(Work instruction) After repeating the line containing "Problem. Rank by", stop; until then, repeat each line of the listing below exactly, starting with the first.

(Information shown)
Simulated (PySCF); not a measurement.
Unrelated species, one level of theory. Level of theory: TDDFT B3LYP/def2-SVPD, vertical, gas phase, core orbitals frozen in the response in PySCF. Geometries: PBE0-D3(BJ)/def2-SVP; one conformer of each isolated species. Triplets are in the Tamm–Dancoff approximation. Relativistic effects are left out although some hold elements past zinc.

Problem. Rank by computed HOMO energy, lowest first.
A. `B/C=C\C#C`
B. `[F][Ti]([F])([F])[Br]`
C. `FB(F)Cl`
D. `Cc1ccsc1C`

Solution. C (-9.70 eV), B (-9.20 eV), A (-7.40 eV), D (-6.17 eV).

(Solution)
Simulated (PySCF); not a measurement.
Unrelated species, one level of theory. Level of theory: TDDFT B3LYP/def2-SVPD, vertical, gas phase, core orbitals frozen in the response in PySCF. Geometries: PBE0-D3(BJ)/def2-SVP; one conformer of each isolated species. Triplets are in the Tamm–Dancoff approximation. Relativistic effects are left out although some hold elements past zinc.

Problem. Rank by computed HOMO energy, lowest first.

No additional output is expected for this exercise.